━━━━━━━━━━
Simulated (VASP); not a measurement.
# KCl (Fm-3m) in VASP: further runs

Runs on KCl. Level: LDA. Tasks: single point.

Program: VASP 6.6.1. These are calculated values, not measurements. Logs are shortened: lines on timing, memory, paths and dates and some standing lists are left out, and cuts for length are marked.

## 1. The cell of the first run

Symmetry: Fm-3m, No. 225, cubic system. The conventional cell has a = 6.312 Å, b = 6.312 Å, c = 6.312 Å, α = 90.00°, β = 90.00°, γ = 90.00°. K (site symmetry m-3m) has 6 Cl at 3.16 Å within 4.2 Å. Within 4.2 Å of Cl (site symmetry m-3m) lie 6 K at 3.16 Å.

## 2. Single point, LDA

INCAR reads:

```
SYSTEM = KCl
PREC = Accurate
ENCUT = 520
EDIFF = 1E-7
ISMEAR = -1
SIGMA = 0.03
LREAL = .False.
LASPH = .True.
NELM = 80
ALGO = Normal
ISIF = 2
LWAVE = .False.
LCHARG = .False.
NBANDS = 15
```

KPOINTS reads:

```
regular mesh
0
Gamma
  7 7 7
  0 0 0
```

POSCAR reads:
━━━━━━━━━━

Activity: In your reply, write out all of the material exactly as it was given.

Reply:
Simulated (VASP); not a measurement.
# KCl (Fm-3m) in VASP: further runs

Runs on KCl. Level: LDA. Tasks: single point.

Program: VASP 6.6.1. These are calculated values, not measurements. Logs are shortened: lines on timing, memory, paths and dates and some standing lists are left out, and cuts for length are marked.

## 1. The cell of the first run

Symmetry: Fm-3m, No. 225, cubic system. The conventional cell has a = 6.312 Å, b = 6.312 Å, c = 6.312 Å, α = 90.00°, β = 90.00°, γ = 90.00°. K (site symmetry m-3m) has 6 Cl at 3.16 Å within 4.2 Å. Within 4.2 Å of Cl (site symmetry m-3m) lie 6 K at 3.16 Å.

## 2. Single point, LDA

INCAR reads:

```
SYSTEM = KCl
PREC = Accurate
ENCUT = 520
EDIFF = 1E-7
ISMEAR = -1
SIGMA = 0.03
LREAL = .False.
LASPH = .True.
NELM = 80
ALGO = Normal
ISIF = 2
LWAVE = .False.
LCHARG = .False.
NBANDS = 15
```

KPOINTS reads:

```
regular mesh
0
Gamma
  7 7 7
  0 0 0
```

POSCAR reads:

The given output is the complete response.